→ WORK INSTRUCTION
As the lines appear below, please set them down exactly, starting at the first and finishing with the one containing "418.4 | 58.3 |".

→ EXCERPTED RECORDS
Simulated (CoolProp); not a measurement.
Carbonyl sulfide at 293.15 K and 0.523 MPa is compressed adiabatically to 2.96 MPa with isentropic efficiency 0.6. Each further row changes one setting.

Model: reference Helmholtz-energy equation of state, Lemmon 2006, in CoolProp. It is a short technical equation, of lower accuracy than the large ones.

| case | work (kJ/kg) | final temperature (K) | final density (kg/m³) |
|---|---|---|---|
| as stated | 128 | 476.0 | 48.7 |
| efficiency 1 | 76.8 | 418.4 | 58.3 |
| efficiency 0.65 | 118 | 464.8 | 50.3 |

→ WRITTEN RESPONSE
Simulated (CoolProp); not a measurement.
Carbonyl sulfide at 293.15 K and 0.523 MPa is compressed adiabatically to 2.96 MPa with isentropic efficiency 0.6. Each further row changes one setting.

Model: reference Helmholtz-energy equation of state, Lemmon 2006, in CoolProp. It is a short technical equation, of lower accuracy than the large ones.

| case | work (kJ/kg) | final temperature (K) | final density (kg/m³) |
|---|---|---|---|
| as stated | 128 | 476.0 | 48.7 |
| efficiency 1 | 76.8 | 418.4 | 58.3 |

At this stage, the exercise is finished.